§ WORK ITEM: All entries below must be reproduced without a single change.

§ SOURCE INFORMATION:
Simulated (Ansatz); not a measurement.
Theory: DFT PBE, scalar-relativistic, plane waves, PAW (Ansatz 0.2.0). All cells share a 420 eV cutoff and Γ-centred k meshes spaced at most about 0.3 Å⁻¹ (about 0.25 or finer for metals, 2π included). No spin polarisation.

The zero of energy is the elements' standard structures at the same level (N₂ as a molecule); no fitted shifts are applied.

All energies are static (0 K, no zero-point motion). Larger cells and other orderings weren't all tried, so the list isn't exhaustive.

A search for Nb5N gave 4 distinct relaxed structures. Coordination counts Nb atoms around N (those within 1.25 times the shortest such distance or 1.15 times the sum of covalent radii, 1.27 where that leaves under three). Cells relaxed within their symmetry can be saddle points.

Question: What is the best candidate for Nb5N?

§ TASK RESULT:
Simulated (Ansatz); not a measurement.
Theory: DFT PBE, scalar-relativistic, plane waves, PAW (Ansatz 0.2.0). All cells share a 420 eV cutoff and Γ-centred k meshes spaced at most about 0.3 Å⁻¹ (about 0.25 or finer for metals, 2π included). No spin polarisation.

The zero of energy is the elements' standard structures at the same level (N₂ as a molecule); no fitted shifts are applied.

All energies are static (0 K, no zero-point motion). Larger cells and other orderings weren't all tried, so the list isn't exhaustive.

A search for Nb5N gave 4 distinct relaxed structures. Coordination counts Nb atoms around N (those within 1.25 times the shortest such distance or 1.15 times the sum of covalent radii, 1.27 where that leaves under three). Cells relaxed within their symmetry can be saddle points.

Question: What is the best candidate for Nb5N?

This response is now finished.